**Assignment:** Reproduce the listing below exactly, from its first line down to and including the line with "Atom numbers follow".

**Supplied entries:**
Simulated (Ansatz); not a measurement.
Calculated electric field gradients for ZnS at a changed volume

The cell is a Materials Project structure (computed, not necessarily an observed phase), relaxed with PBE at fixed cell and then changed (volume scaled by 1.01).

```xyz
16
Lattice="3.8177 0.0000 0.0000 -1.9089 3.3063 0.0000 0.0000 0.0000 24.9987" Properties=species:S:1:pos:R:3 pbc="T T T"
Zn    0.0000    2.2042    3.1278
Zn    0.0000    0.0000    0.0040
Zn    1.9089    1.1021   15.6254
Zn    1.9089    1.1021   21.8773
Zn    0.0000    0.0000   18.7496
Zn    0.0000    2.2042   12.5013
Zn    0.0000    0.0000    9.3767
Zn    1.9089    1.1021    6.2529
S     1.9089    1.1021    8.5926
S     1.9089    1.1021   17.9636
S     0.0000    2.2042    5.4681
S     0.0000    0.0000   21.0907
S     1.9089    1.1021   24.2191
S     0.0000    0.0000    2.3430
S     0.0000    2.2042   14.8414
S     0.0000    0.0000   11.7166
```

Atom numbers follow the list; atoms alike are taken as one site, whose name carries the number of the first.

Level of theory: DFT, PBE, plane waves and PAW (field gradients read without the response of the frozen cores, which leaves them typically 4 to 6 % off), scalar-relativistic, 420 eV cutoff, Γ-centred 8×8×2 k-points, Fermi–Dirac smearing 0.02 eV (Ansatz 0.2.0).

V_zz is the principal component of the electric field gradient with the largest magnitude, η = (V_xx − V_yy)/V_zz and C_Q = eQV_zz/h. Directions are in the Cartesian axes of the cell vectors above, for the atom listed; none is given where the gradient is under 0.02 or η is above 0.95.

**Task solution:**
Simulated (Ansatz); not a measurement.
Calculated electric field gradients for ZnS at a changed volume

The cell is a Materials Project structure (computed, not necessarily an observed phase), relaxed with PBE at fixed cell and then changed (volume scaled by 1.01).

```xyz
16
Lattice="3.8177 0.0000 0.0000 -1.9089 3.3063 0.0000 0.0000 0.0000 24.9987" Properties=species:S:1:pos:R:3 pbc="T T T"
Zn    0.0000    2.2042    3.1278
Zn    0.0000    0.0000    0.0040
Zn    1.9089    1.1021   15.6254
Zn    1.9089    1.1021   21.8773
Zn    0.0000    0.0000   18.7496
Zn    0.0000    2.2042   12.5013
Zn    0.0000    0.0000    9.3767
Zn    1.9089    1.1021    6.2529
S     1.9089    1.1021    8.5926
S     1.9089    1.1021   17.9636
S     0.0000    2.2042    5.4681
S     0.0000    0.0000   21.0907
S     1.9089    1.1021   24.2191
S     0.0000    0.0000    2.3430
S     0.0000    2.2042   14.8414
S     0.0000    0.0000   11.7166
```

Atom numbers follow the list; atoms alike are taken as one site, whose name carries the number of the first.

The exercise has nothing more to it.